**TASK ITEM:** From top to bottom, write out the listing exactly.

═══ ENTRIES PROVIDED

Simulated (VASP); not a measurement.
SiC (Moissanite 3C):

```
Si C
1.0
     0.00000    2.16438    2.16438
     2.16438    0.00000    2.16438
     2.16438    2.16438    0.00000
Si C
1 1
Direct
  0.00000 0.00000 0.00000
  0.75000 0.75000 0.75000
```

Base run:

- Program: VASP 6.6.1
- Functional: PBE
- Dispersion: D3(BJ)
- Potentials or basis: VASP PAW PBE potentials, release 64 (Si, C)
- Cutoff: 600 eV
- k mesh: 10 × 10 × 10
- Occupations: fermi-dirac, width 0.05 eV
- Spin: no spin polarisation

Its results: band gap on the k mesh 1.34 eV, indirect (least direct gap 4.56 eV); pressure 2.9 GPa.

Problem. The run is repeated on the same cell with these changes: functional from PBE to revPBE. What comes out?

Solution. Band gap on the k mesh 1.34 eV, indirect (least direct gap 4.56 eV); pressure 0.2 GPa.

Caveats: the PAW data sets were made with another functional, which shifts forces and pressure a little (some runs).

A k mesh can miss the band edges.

══════

**TASK OUTPUT:**
Simulated (VASP); not a measurement.
SiC (Moissanite 3C):

```
Si C
1.0
     0.00000    2.16438    2.16438
     2.16438    0.00000    2.16438
     2.16438    2.16438    0.00000
Si C
1 1
Direct
  0.00000 0.00000 0.00000
  0.75000 0.75000 0.75000
```

Base run:

- Program: VASP 6.6.1
- Functional: PBE
- Dispersion: D3(BJ)
- Potentials or basis: VASP PAW PBE potentials, release 64 (Si, C)
- Cutoff: 600 eV
- k mesh: 10 × 10 × 10
- Occupations: fermi-dirac, width 0.05 eV
- Spin: no spin polarisation

Its results: band gap on the k mesh 1.34 eV, indirect (least direct gap 4.56 eV); pressure 2.9 GPa.

Problem. The run is repeated on the same cell with these changes: functional from PBE to revPBE. What comes out?

Solution. Band gap on the k mesh 1.34 eV, indirect (least direct gap 4.56 eV); pressure 0.2 GPa.

Caveats: the PAW data sets were made with another functional, which shifts forces and pressure a little (some runs).

A k mesh can miss the band edges.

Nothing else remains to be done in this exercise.